Would you repeat exactly the part of the listing below that runs from the line containing "Numerical settings: plane-wave" down to the line containing "No imaginary mode appears at these points.", inclusive, and nothing else?

▸ **Dataset**
<<<<

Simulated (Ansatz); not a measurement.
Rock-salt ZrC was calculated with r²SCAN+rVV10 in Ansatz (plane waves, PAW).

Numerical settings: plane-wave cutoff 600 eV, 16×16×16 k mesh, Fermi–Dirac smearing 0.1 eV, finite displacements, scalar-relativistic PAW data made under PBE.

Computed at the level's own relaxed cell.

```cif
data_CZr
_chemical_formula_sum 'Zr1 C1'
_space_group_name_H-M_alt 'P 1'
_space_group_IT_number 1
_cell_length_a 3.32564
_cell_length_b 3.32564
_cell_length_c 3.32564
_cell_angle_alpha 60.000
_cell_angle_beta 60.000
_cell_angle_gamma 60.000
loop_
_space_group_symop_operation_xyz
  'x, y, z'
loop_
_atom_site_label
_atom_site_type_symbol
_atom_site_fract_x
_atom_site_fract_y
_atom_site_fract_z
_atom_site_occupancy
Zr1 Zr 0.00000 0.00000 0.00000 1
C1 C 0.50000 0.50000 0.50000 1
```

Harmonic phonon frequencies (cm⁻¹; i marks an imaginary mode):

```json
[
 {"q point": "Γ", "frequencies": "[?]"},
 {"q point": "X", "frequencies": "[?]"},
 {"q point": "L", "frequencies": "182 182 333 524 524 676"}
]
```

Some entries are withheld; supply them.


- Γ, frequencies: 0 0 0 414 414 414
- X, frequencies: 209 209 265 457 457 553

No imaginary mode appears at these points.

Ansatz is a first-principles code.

>>>>

▸ **Exercise output**
Numerical settings: plane-wave cutoff 600 eV, 16×16×16 k mesh, Fermi–Dirac smearing 0.1 eV, finite displacements, scalar-relativistic PAW data made under PBE.

Computed at the level's own relaxed cell.

```cif
data_CZr
_chemical_formula_sum 'Zr1 C1'
_space_group_name_H-M_alt 'P 1'
_space_group_IT_number 1
_cell_length_a 3.32564
_cell_length_b 3.32564
_cell_length_c 3.32564
_cell_angle_alpha 60.000
_cell_angle_beta 60.000
_cell_angle_gamma 60.000
loop_
_space_group_symop_operation_xyz
  'x, y, z'
loop_
_atom_site_label
_atom_site_type_symbol
_atom_site_fract_x
_atom_site_fract_y
_atom_site_fract_z
_atom_site_occupancy
Zr1 Zr 0.00000 0.00000 0.00000 1
C1 C 0.50000 0.50000 0.50000 1
```

Harmonic phonon frequencies (cm⁻¹; i marks an imaginary mode):

```json
[
 {"q point": "Γ", "frequencies": "[?]"},
 {"q point": "X", "frequencies": "[?]"},
 {"q point": "L", "frequencies": "182 182 333 524 524 676"}
]
```

Some entries are withheld; supply them.


- Γ, frequencies: 0 0 0 414 414 414
- X, frequencies: 209 209 265 457 457 553

No imaginary mode appears at these points.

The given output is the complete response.